▽

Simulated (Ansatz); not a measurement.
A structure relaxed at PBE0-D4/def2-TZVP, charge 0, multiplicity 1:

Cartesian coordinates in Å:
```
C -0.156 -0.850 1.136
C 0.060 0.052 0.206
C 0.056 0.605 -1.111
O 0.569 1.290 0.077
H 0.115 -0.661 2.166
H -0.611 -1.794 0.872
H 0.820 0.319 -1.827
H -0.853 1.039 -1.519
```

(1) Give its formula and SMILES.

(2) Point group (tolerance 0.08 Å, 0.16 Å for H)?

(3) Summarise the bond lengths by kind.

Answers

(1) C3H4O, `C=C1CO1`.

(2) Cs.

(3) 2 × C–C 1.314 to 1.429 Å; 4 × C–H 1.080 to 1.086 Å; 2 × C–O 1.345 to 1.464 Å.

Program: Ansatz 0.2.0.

△

- Action item: Would you please copy, word for word, everything above from the line containing "Cartesian coordinates in" down to the line containing "(3) 2 × C–C 1.314", those two lines included?

- Answer space:
Cartesian coordinates in Å:
```
C -0.156 -0.850 1.136
C 0.060 0.052 0.206
C 0.056 0.605 -1.111
O 0.569 1.290 0.077
H 0.115 -0.661 2.166
H -0.611 -1.794 0.872
H 0.820 0.319 -1.827
H -0.853 1.039 -1.519
```

(1) Give its formula and SMILES.

(2) Point group (tolerance 0.08 Å, 0.16 Å for H)?

(3) Summarise the bond lengths by kind.

Answers

(1) C3H4O, `C=C1CO1`.

(2) Cs.

(3) 2 × C–C 1.314 to 1.429 Å; 4 × C–H 1.080 to 1.086 Å; 2 × C–O 1.345 to 1.464 Å.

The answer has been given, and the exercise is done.